Start of Data excerpts
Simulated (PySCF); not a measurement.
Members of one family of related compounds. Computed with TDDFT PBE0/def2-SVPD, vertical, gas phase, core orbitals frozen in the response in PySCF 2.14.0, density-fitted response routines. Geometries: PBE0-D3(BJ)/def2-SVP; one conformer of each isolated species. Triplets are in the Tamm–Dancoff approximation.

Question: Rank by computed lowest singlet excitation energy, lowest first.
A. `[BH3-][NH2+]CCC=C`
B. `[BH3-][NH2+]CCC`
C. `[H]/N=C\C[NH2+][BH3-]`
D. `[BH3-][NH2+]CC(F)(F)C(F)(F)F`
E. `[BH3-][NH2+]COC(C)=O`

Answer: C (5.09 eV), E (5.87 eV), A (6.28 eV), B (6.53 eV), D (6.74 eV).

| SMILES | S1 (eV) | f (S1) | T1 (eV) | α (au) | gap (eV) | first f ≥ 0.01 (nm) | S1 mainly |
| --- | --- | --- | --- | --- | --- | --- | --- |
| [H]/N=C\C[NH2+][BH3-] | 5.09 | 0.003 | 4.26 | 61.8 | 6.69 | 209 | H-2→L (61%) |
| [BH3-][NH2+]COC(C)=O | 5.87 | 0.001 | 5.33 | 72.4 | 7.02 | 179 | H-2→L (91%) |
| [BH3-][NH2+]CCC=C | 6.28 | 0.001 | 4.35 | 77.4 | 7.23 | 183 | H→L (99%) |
End of Data excerpts

- [Requirement]:
Please write out every record shown above exactly as it reads.

- [Response area]:
Simulated (PySCF); not a measurement.
Members of one family of related compounds. Computed with TDDFT PBE0/def2-SVPD, vertical, gas phase, core orbitals frozen in the response in PySCF 2.14.0, density-fitted response routines. Geometries: PBE0-D3(BJ)/def2-SVP; one conformer of each isolated species. Triplets are in the Tamm–Dancoff approximation.

Question: Rank by computed lowest singlet excitation energy, lowest first.
A. `[BH3-][NH2+]CCC=C`
B. `[BH3-][NH2+]CCC`
C. `[H]/N=C\C[NH2+][BH3-]`
D. `[BH3-][NH2+]CC(F)(F)C(F)(F)F`
E. `[BH3-][NH2+]COC(C)=O`

Answer: C (5.09 eV), E (5.87 eV), A (6.28 eV), B (6.53 eV), D (6.74 eV).

| SMILES | S1 (eV) | f (S1) | T1 (eV) | α (au) | gap (eV) | first f ≥ 0.01 (nm) | S1 mainly |
| --- | --- | --- | --- | --- | --- | --- | --- |
| [H]/N=C\C[NH2+][BH3-] | 5.09 | 0.003 | 4.26 | 61.8 | 6.69 | 209 | H-2→L (61%) |
| [BH3-][NH2+]COC(C)=O | 5.87 | 0.001 | 5.33 | 72.4 | 7.02 | 179 | H-2→L (91%) |
| [BH3-][NH2+]CCC=C | 6.28 | 0.001 | 4.35 | 77.4 | 7.23 | 183 | H→L (99%) |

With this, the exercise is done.